An exact copy of every entry is what's needed, so please transcribe them all.

[Opening Data extract section]

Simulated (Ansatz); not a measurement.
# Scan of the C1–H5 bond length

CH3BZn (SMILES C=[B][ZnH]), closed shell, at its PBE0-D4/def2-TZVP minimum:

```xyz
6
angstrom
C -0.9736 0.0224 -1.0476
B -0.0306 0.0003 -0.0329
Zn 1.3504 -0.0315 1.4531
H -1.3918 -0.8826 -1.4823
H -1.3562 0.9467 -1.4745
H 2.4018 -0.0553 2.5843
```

[Closing Data extract section]

▶ **Solution**:
Simulated (Ansatz); not a measurement.
# Scan of the C1–H5 bond length

CH3BZn (SMILES C=[B][ZnH]), closed shell, at its PBE0-D4/def2-TZVP minimum:

```xyz
6
angstrom
C -0.9736 0.0224 -1.0476
B -0.0306 0.0003 -0.0329
Zn 1.3504 -0.0315 1.4531
H -1.3918 -0.8826 -1.4823
H -1.3562 0.9467 -1.4745
H 2.4018 -0.0553 2.5843
```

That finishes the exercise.